▶ [Material provided]
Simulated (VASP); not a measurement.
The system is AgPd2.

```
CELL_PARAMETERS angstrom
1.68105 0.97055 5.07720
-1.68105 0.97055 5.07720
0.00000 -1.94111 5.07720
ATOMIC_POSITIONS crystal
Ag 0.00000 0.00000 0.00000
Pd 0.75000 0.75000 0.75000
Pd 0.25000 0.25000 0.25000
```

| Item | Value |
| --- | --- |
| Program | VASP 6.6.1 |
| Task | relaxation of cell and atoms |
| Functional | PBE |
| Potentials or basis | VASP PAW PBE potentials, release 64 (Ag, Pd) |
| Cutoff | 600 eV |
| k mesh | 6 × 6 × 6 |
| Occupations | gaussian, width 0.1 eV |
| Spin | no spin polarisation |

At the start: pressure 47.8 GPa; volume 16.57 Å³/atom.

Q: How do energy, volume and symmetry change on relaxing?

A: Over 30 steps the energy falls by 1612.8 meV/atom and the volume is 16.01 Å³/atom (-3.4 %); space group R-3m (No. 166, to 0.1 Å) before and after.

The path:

▶ [Assignment] Lines from the top of the data above through the line containing "At the start: pressure" must be repeated exactly. All other lines stay out.

▶ [Expected answer]
Simulated (VASP); not a measurement.
The system is AgPd2.

```
CELL_PARAMETERS angstrom
1.68105 0.97055 5.07720
-1.68105 0.97055 5.07720
0.00000 -1.94111 5.07720
ATOMIC_POSITIONS crystal
Ag 0.00000 0.00000 0.00000
Pd 0.75000 0.75000 0.75000
Pd 0.25000 0.25000 0.25000
```

| Item | Value |
| --- | --- |
| Program | VASP 6.6.1 |
| Task | relaxation of cell and atoms |
| Functional | PBE |
| Potentials or basis | VASP PAW PBE potentials, release 64 (Ag, Pd) |
| Cutoff | 600 eV |
| k mesh | 6 × 6 × 6 |
| Occupations | gaussian, width 0.1 eV |
| Spin | no spin polarisation |

At the start: pressure 47.8 GPa; volume 16.57 Å³/atom.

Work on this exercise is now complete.